→ WORK TASK
Word for word, restate the lines of the data from the first through the one containing "1: ferro +**", and nothing else.

→ GIVEN ENTRIES
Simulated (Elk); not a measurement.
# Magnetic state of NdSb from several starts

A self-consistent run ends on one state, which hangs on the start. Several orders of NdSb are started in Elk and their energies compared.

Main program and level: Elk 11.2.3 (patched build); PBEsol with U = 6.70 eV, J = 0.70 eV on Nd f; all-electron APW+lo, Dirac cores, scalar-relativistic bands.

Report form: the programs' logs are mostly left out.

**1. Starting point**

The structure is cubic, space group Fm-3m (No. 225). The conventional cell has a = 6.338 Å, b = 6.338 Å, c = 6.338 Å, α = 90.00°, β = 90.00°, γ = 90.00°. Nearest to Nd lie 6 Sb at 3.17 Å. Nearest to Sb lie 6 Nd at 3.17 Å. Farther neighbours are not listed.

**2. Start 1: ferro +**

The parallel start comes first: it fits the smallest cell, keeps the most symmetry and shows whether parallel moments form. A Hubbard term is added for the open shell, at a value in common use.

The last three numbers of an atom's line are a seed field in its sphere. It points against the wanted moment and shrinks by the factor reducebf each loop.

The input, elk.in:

→ ANSWER SPACE
Simulated (Elk); not a measurement.
# Magnetic state of NdSb from several starts

A self-consistent run ends on one state, which hangs on the start. Several orders of NdSb are started in Elk and their energies compared.

Main program and level: Elk 11.2.3 (patched build); PBEsol with U = 6.70 eV, J = 0.70 eV on Nd f; all-electron APW+lo, Dirac cores, scalar-relativistic bands.

Report form: the programs' logs are mostly left out.

**1. Starting point**

The structure is cubic, space group Fm-3m (No. 225). The conventional cell has a = 6.338 Å, b = 6.338 Å, c = 6.338 Å, α = 90.00°, β = 90.00°, γ = 90.00°. Nearest to Nd lie 6 Sb at 3.17 Å. Nearest to Sb lie 6 Nd at 3.17 Å. Farther neighbours are not listed.

**2. Start 1: ferro +**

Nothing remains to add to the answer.